> [BRIEF]
Every entry must appear in the output exactly as it does here.

> [INFORMATION GIVEN]
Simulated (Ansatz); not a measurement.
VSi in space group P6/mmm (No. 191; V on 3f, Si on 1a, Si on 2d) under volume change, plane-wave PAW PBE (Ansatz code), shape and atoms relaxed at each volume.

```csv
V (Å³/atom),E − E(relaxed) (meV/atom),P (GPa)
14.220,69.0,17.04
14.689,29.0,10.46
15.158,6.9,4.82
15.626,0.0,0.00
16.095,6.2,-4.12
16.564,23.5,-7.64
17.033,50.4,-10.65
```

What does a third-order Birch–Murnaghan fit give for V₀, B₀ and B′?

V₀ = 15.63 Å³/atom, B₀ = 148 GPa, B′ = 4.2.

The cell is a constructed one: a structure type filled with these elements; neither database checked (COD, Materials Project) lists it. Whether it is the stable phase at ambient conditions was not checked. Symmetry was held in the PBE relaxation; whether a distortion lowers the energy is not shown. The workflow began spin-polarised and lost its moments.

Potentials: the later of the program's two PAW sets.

> [ANSWER BOX]
Simulated (Ansatz); not a measurement.
VSi in space group P6/mmm (No. 191; V on 3f, Si on 1a, Si on 2d) under volume change, plane-wave PAW PBE (Ansatz code), shape and atoms relaxed at each volume.

```csv
V (Å³/atom),E − E(relaxed) (meV/atom),P (GPa)
14.220,69.0,17.04
14.689,29.0,10.46
15.158,6.9,4.82
15.626,0.0,0.00
16.095,6.2,-4.12
16.564,23.5,-7.64
17.033,50.4,-10.65
```

What does a third-order Birch–Murnaghan fit give for V₀, B₀ and B′?

V₀ = 15.63 Å³/atom, B₀ = 148 GPa, B′ = 4.2.

The cell is a constructed one: a structure type filled with these elements; neither database checked (COD, Materials Project) lists it. Whether it is the stable phase at ambient conditions was not checked. Symmetry was held in the PBE relaxation; whether a distortion lowers the energy is not shown. The workflow began spin-polarised and lost its moments.

Potentials: the later of the program's two PAW sets.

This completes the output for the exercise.